Each line below is to be written out once more, precisely as given.

━━━ MATERIAL PROVIDED

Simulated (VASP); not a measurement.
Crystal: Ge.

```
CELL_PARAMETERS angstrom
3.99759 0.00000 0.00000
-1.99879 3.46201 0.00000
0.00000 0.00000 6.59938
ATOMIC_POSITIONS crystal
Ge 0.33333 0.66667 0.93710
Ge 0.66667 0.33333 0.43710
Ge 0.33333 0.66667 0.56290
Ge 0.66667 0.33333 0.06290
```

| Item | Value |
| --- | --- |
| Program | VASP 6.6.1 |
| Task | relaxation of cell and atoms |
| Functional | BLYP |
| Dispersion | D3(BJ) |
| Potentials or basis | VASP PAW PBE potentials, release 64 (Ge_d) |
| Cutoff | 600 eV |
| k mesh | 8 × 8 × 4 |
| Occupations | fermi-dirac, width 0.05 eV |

━━━━━━

RESPONSE BOX
Simulated (VASP); not a measurement.
Crystal: Ge.

```
CELL_PARAMETERS angstrom
3.99759 0.00000 0.00000
-1.99879 3.46201 0.00000
0.00000 0.00000 6.59938
ATOMIC_POSITIONS crystal
Ge 0.33333 0.66667 0.93710
Ge 0.66667 0.33333 0.43710
Ge 0.33333 0.66667 0.56290
Ge 0.66667 0.33333 0.06290
```

| Item | Value |
| --- | --- |
| Program | VASP 6.6.1 |
| Task | relaxation of cell and atoms |
| Functional | BLYP |
| Dispersion | D3(BJ) |
| Potentials or basis | VASP PAW PBE potentials, release 64 (Ge_d) |
| Cutoff | 600 eV |
| k mesh | 8 × 8 × 4 |
| Occupations | fermi-dirac, width 0.05 eV |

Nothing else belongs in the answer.